* Work item *
An exact copy of all the entries is what is needed here.

=======

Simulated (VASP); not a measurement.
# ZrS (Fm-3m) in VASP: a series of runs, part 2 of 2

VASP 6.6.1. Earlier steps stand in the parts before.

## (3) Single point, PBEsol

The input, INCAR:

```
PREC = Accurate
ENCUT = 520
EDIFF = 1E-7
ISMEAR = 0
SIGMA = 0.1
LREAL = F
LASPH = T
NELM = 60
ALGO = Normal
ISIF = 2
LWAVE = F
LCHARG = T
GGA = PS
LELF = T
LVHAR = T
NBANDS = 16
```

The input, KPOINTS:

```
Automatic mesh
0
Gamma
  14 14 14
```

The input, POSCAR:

=======

* Exercise result *
Simulated (VASP); not a measurement.
# ZrS (Fm-3m) in VASP: a series of runs, part 2 of 2

VASP 6.6.1. Earlier steps stand in the parts before.

## (3) Single point, PBEsol

The input, INCAR:

```
PREC = Accurate
ENCUT = 520
EDIFF = 1E-7
ISMEAR = 0
SIGMA = 0.1
LREAL = F
LASPH = T
NELM = 60
ALGO = Normal
ISIF = 2
LWAVE = F
LCHARG = T
GGA = PS
LELF = T
LVHAR = T
NBANDS = 16
```

The input, KPOINTS:

```
Automatic mesh
0
Gamma
  14 14 14
```

The input, POSCAR:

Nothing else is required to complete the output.